Source material:
******

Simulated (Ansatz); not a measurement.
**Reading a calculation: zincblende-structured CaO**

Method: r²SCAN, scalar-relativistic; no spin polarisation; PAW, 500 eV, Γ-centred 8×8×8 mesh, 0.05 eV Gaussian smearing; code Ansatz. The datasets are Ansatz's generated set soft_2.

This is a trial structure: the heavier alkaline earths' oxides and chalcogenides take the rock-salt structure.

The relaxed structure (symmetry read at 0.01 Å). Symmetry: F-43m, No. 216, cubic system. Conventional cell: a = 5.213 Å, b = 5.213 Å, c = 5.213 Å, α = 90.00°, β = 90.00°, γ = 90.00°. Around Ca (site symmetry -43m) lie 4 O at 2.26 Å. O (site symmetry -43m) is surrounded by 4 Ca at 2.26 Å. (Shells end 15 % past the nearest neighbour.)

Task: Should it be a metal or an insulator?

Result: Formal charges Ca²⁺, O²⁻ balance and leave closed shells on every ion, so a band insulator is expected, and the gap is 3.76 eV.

******

Activity:
Nothing in the data may be left out; copy every line exactly.

Task result:
Simulated (Ansatz); not a measurement.
**Reading a calculation: zincblende-structured CaO**

Method: r²SCAN, scalar-relativistic; no spin polarisation; PAW, 500 eV, Γ-centred 8×8×8 mesh, 0.05 eV Gaussian smearing; code Ansatz. The datasets are Ansatz's generated set soft_2.

This is a trial structure: the heavier alkaline earths' oxides and chalcogenides take the rock-salt structure.

The relaxed structure (symmetry read at 0.01 Å). Symmetry: F-43m, No. 216, cubic system. Conventional cell: a = 5.213 Å, b = 5.213 Å, c = 5.213 Å, α = 90.00°, β = 90.00°, γ = 90.00°. Around Ca (site symmetry -43m) lie 4 O at 2.26 Å. O (site symmetry -43m) is surrounded by 4 Ca at 2.26 Å. (Shells end 15 % past the nearest neighbour.)

Task: Should it be a metal or an insulator?

Result: Formal charges Ca²⁺, O²⁻ balance and leave closed shells on every ion, so a band insulator is expected, and the gap is 3.76 eV.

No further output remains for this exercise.